STORED DATA:
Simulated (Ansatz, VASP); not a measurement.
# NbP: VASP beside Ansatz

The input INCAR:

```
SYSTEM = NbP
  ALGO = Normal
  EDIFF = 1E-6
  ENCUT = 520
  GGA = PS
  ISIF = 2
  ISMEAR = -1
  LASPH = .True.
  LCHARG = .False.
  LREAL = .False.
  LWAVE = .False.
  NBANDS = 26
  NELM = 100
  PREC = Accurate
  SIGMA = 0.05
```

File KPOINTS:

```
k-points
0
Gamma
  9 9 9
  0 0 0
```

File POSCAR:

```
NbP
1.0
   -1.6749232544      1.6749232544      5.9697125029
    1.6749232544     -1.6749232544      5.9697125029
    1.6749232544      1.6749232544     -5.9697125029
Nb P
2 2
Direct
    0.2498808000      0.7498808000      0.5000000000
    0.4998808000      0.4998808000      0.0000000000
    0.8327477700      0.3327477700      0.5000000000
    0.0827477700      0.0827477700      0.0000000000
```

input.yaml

WORK INSTRUCTION: Return the whole listing exactly as it reads.

REPLY:
Simulated (Ansatz, VASP); not a measurement.
# NbP: VASP beside Ansatz

The input INCAR:

```
SYSTEM = NbP
  ALGO = Normal
  EDIFF = 1E-6
  ENCUT = 520
  GGA = PS
  ISIF = 2
  ISMEAR = -1
  LASPH = .True.
  LCHARG = .False.
  LREAL = .False.
  LWAVE = .False.
  NBANDS = 26
  NELM = 100
  PREC = Accurate
  SIGMA = 0.05
```

File KPOINTS:

```
k-points
0
Gamma
  9 9 9
  0 0 0
```

File POSCAR:

```
NbP
1.0
   -1.6749232544      1.6749232544      5.9697125029
    1.6749232544     -1.6749232544      5.9697125029
    1.6749232544      1.6749232544     -5.9697125029
Nb P
2 2
Direct
    0.2498808000      0.7498808000      0.5000000000
    0.4998808000      0.4998808000      0.0000000000
    0.8327477700      0.3327477700      0.5000000000
    0.0827477700      0.0827477700      0.0000000000
```

input.yaml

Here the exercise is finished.